Supplied data
__________________________________________________
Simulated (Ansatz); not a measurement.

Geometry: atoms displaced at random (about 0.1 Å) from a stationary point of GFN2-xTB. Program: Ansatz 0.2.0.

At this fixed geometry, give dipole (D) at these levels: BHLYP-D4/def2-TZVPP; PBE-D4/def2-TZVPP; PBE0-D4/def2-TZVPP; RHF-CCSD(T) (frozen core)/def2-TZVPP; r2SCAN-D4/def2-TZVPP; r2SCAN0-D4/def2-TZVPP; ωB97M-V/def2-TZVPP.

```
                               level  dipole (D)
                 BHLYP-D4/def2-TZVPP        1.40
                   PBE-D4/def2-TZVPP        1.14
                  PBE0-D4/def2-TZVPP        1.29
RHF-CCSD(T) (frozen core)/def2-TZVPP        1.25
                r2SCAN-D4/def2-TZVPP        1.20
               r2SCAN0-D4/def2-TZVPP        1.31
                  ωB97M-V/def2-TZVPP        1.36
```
__________________________________________________

Return all the data exactly as given.

Exercise solution
Simulated (Ansatz); not a measurement.

Geometry: atoms displaced at random (about 0.1 Å) from a stationary point of GFN2-xTB. Program: Ansatz 0.2.0.

At this fixed geometry, give dipole (D) at these levels: BHLYP-D4/def2-TZVPP; PBE-D4/def2-TZVPP; PBE0-D4/def2-TZVPP; RHF-CCSD(T) (frozen core)/def2-TZVPP; r2SCAN-D4/def2-TZVPP; r2SCAN0-D4/def2-TZVPP; ωB97M-V/def2-TZVPP.

```
                               level  dipole (D)
                 BHLYP-D4/def2-TZVPP        1.40
                   PBE-D4/def2-TZVPP        1.14
                  PBE0-D4/def2-TZVPP        1.29
RHF-CCSD(T) (frozen core)/def2-TZVPP        1.25
                r2SCAN-D4/def2-TZVPP        1.20
               r2SCAN0-D4/def2-TZVPP        1.31
                  ωB97M-V/def2-TZVPP        1.36
```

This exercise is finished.